━━━━━━━━

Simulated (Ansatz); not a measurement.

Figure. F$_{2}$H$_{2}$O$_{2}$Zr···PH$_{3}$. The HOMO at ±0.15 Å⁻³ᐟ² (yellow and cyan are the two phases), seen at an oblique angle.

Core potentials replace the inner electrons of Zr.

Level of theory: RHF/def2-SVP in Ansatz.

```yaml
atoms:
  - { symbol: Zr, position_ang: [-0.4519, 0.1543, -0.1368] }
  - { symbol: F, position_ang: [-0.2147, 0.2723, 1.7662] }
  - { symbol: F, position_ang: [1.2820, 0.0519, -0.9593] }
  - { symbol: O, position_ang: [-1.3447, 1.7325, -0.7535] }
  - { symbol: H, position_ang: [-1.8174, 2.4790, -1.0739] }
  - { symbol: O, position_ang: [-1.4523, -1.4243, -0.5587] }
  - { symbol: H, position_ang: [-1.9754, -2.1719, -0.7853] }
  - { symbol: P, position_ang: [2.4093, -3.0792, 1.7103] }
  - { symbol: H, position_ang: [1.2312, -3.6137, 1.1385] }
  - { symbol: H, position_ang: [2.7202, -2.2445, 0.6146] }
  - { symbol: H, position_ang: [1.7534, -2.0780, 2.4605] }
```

━━━━━━━━

### Exercise:
Only the lines from the first line of the records through the line with "Level of theory: RHF/def2-SVP in Ansatz." should be reproduced, exactly and with nothing added.

### Written response:
Simulated (Ansatz); not a measurement.

Figure. F$_{2}$H$_{2}$O$_{2}$Zr···PH$_{3}$. The HOMO at ±0.15 Å⁻³ᐟ² (yellow and cyan are the two phases), seen at an oblique angle.

Core potentials replace the inner electrons of Zr.

Level of theory: RHF/def2-SVP in Ansatz.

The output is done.